- TASK ITEM: Among the entries below, one line contains "spin polarisation |" and another contains "34 | band 35 |". Transcribe those two lines and every line between them, exactly.

=== Section Start ===

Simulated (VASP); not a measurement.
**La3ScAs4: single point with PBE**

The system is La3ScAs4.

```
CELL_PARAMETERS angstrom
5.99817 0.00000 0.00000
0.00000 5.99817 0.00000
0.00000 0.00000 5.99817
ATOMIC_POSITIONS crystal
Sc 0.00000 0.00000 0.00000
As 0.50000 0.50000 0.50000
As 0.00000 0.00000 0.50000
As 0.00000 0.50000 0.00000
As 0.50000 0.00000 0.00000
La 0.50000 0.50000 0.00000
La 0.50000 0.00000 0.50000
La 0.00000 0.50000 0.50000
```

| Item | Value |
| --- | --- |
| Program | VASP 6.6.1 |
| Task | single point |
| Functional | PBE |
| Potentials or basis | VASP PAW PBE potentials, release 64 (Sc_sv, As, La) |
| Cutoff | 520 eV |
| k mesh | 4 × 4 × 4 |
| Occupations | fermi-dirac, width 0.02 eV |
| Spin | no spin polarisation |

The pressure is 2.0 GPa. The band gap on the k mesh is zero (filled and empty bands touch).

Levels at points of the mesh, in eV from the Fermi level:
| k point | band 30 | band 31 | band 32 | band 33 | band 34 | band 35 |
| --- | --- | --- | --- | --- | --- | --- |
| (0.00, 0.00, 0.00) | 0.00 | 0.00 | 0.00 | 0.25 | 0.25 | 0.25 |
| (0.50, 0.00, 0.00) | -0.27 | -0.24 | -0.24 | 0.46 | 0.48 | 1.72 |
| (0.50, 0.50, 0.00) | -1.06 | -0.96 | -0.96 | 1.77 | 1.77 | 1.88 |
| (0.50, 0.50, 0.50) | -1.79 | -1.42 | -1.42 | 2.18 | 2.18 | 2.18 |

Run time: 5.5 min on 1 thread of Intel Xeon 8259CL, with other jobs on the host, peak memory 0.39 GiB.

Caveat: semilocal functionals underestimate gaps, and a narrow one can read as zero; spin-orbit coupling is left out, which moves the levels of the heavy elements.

=== Section End ===

- TASK ANSWER:
| Spin | no spin polarisation |

The pressure is 2.0 GPa. The band gap on the k mesh is zero (filled and empty bands touch).

Levels at points of the mesh, in eV from the Fermi level:
| k point | band 30 | band 31 | band 32 | band 33 | band 34 | band 35 |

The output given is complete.